Assigned task = Reproduce the listing verbatim through the line with "Geometry: GFN2-xTB.".

(Raw data)
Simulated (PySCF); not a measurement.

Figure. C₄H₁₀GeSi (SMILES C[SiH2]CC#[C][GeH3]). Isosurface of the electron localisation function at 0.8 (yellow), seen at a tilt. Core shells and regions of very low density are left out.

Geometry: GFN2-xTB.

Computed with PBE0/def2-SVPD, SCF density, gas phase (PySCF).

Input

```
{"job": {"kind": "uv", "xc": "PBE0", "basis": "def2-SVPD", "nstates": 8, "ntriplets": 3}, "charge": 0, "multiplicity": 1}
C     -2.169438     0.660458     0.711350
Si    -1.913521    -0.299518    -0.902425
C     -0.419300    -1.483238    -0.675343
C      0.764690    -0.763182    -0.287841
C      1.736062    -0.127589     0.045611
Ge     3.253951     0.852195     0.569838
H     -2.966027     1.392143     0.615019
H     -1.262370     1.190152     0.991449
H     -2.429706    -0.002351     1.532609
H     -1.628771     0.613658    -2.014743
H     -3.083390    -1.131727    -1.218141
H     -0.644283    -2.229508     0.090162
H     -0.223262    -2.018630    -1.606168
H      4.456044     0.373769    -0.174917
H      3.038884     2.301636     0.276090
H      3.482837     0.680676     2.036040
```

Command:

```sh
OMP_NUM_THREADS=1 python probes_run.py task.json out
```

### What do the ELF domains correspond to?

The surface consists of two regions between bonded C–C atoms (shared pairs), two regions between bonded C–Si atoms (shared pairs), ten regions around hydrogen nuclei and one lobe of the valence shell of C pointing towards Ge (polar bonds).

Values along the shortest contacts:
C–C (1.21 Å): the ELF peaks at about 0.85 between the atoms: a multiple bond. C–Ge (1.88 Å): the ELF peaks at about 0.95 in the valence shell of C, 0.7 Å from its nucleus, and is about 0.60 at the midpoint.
(End Raw data)

Written reply =
Simulated (PySCF); not a measurement.

Figure. C₄H₁₀GeSi (SMILES C[SiH2]CC#[C][GeH3]). Isosurface of the electron localisation function at 0.8 (yellow), seen at a tilt. Core shells and regions of very low density are left out.

Geometry: GFN2-xTB.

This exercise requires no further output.